— Requirement —
Begin at the first line below and copy each line exactly, ending with the line where "(3) zero (bands" appears.

▼▼▼

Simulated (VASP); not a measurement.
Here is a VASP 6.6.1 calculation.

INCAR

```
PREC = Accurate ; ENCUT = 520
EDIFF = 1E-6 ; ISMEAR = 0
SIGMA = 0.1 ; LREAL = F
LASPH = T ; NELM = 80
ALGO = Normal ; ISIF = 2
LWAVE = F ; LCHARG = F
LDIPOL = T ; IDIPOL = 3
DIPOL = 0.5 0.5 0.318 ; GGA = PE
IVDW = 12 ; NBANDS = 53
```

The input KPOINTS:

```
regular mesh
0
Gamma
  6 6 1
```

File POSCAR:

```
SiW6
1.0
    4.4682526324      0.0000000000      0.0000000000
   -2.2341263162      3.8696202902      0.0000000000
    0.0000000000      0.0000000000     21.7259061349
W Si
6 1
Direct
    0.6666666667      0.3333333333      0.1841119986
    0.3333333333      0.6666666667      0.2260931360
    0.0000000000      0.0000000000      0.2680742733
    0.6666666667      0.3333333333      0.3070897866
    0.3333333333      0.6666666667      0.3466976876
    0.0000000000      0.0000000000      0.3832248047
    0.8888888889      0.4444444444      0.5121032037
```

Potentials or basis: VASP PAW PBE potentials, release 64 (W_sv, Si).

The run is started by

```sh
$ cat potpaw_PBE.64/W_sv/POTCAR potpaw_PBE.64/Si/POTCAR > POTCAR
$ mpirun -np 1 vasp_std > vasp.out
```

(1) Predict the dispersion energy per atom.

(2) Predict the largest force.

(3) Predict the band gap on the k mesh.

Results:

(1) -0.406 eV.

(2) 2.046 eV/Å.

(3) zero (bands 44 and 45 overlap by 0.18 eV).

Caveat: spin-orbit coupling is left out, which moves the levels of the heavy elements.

▲▲▲

— Answer area —
Simulated (VASP); not a measurement.
Here is a VASP 6.6.1 calculation.

INCAR

```
PREC = Accurate ; ENCUT = 520
EDIFF = 1E-6 ; ISMEAR = 0
SIGMA = 0.1 ; LREAL = F
LASPH = T ; NELM = 80
ALGO = Normal ; ISIF = 2
LWAVE = F ; LCHARG = F
LDIPOL = T ; IDIPOL = 3
DIPOL = 0.5 0.5 0.318 ; GGA = PE
IVDW = 12 ; NBANDS = 53
```

The input KPOINTS:

```
regular mesh
0
Gamma
  6 6 1
```

File POSCAR:

```
SiW6
1.0
    4.4682526324      0.0000000000      0.0000000000
   -2.2341263162      3.8696202902      0.0000000000
    0.0000000000      0.0000000000     21.7259061349
W Si
6 1
Direct
    0.6666666667      0.3333333333      0.1841119986
    0.3333333333      0.6666666667      0.2260931360
    0.0000000000      0.0000000000      0.2680742733
    0.6666666667      0.3333333333      0.3070897866
    0.3333333333      0.6666666667      0.3466976876
    0.0000000000      0.0000000000      0.3832248047
    0.8888888889      0.4444444444      0.5121032037
```

Potentials or basis: VASP PAW PBE potentials, release 64 (W_sv, Si).

The run is started by

```sh
$ cat potpaw_PBE.64/W_sv/POTCAR potpaw_PBE.64/Si/POTCAR > POTCAR
$ mpirun -np 1 vasp_std > vasp.out
```

(1) Predict the dispersion energy per atom.

(2) Predict the largest force.

(3) Predict the band gap on the k mesh.

Results:

(1) -0.406 eV.

(2) 2.046 eV/Å.

(3) zero (bands 44 and 45 overlap by 0.18 eV).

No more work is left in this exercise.